─── THE DATA ───

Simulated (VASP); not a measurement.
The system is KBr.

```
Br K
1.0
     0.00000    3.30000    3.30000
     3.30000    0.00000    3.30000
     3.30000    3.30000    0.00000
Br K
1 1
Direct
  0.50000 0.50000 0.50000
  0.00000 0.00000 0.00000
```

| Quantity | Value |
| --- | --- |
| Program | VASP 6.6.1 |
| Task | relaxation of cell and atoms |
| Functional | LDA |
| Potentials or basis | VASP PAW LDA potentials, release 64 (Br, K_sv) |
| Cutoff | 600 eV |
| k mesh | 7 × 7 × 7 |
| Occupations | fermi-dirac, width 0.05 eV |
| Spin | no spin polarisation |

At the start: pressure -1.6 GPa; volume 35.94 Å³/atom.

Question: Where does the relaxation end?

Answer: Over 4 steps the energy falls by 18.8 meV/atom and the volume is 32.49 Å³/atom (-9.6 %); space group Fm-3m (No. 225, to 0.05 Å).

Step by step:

───

ACTIVITY: Set down the whole listing once more, exactly as it appears.

TASK SOLUTION:
Simulated (VASP); not a measurement.
The system is KBr.

```
Br K
1.0
     0.00000    3.30000    3.30000
     3.30000    0.00000    3.30000
     3.30000    3.30000    0.00000
Br K
1 1
Direct
  0.50000 0.50000 0.50000
  0.00000 0.00000 0.00000
```

| Quantity | Value |
| --- | --- |
| Program | VASP 6.6.1 |
| Task | relaxation of cell and atoms |
| Functional | LDA |
| Potentials or basis | VASP PAW LDA potentials, release 64 (Br, K_sv) |
| Cutoff | 600 eV |
| k mesh | 7 × 7 × 7 |
| Occupations | fermi-dirac, width 0.05 eV |
| Spin | no spin polarisation |

At the start: pressure -1.6 GPa; volume 35.94 Å³/atom.

Question: Where does the relaxation end?

Answer: Over 4 steps the energy falls by 18.8 meV/atom and the volume is 32.49 Å³/atom (-9.6 %); space group Fm-3m (No. 225, to 0.05 Å).

Step by step:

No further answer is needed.